* **Supplied records**:
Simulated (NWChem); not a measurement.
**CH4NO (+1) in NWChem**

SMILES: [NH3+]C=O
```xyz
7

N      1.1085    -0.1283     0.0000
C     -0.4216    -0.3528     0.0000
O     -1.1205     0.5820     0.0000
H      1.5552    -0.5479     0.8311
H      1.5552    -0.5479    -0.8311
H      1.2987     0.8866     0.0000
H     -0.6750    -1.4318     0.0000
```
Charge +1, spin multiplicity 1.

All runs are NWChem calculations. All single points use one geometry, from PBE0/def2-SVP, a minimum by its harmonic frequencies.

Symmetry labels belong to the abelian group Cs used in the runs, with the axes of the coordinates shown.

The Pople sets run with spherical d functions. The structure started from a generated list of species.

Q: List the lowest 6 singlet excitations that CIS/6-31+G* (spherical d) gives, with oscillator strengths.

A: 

* **Work task**: Exactly as they stand above, retype all of the records.

* **Task response**:
Simulated (NWChem); not a measurement.
**CH4NO (+1) in NWChem**

SMILES: [NH3+]C=O
```xyz
7

N      1.1085    -0.1283     0.0000
C     -0.4216    -0.3528     0.0000
O     -1.1205     0.5820     0.0000
H      1.5552    -0.5479     0.8311
H      1.5552    -0.5479    -0.8311
H      1.2987     0.8866     0.0000
H     -0.6750    -1.4318     0.0000
```
Charge +1, spin multiplicity 1.

All runs are NWChem calculations. All single points use one geometry, from PBE0/def2-SVP, a minimum by its harmonic frequencies.

Symmetry labels belong to the abelian group Cs used in the runs, with the axes of the coordinates shown.

The Pople sets run with spherical d functions. The structure started from a generated list of species.

Q: List the lowest 6 singlet excitations that CIS/6-31+G* (spherical d) gives, with oscillator strengths.

A: 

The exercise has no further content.